### Brief
The entries are to be returned exactly as written.

### Supplied data
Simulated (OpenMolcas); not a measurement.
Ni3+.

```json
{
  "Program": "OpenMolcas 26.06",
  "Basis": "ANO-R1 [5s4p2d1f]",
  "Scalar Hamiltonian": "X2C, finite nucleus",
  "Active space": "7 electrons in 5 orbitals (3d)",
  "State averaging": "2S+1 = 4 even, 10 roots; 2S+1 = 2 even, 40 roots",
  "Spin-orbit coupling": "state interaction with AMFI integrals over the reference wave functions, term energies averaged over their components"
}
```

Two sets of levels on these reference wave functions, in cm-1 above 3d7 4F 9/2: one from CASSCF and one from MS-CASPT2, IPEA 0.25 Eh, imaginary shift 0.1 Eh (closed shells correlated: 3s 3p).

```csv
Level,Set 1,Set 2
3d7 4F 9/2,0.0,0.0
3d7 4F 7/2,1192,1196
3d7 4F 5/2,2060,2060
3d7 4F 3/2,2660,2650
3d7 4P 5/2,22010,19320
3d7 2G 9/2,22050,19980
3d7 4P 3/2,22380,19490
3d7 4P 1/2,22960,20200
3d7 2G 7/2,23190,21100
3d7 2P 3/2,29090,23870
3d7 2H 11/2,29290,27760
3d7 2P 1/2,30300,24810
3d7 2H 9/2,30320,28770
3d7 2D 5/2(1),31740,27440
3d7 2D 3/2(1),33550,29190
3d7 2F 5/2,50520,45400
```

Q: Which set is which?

### Answer section
Simulated (OpenMolcas); not a measurement.
Ni3+.

```json
{
  "Program": "OpenMolcas 26.06",
  "Basis": "ANO-R1 [5s4p2d1f]",
  "Scalar Hamiltonian": "X2C, finite nucleus",
  "Active space": "7 electrons in 5 orbitals (3d)",
  "State averaging": "2S+1 = 4 even, 10 roots; 2S+1 = 2 even, 40 roots",
  "Spin-orbit coupling": "state interaction with AMFI integrals over the reference wave functions, term energies averaged over their components"
}
```

Two sets of levels on these reference wave functions, in cm-1 above 3d7 4F 9/2: one from CASSCF and one from MS-CASPT2, IPEA 0.25 Eh, imaginary shift 0.1 Eh (closed shells correlated: 3s 3p).

```csv
Level,Set 1,Set 2
3d7 4F 9/2,0.0,0.0
3d7 4F 7/2,1192,1196
3d7 4F 5/2,2060,2060
3d7 4F 3/2,2660,2650
3d7 4P 5/2,22010,19320
3d7 2G 9/2,22050,19980
3d7 4P 3/2,22380,19490
3d7 4P 1/2,22960,20200
3d7 2G 7/2,23190,21100
3d7 2P 3/2,29090,23870
3d7 2H 11/2,29290,27760
3d7 2P 1/2,30300,24810
3d7 2H 9/2,30320,28770
3d7 2D 5/2(1),31740,27440
3d7 2D 3/2(1),33550,29190
3d7 2F 5/2,50520,45400
```

Q: Which set is which?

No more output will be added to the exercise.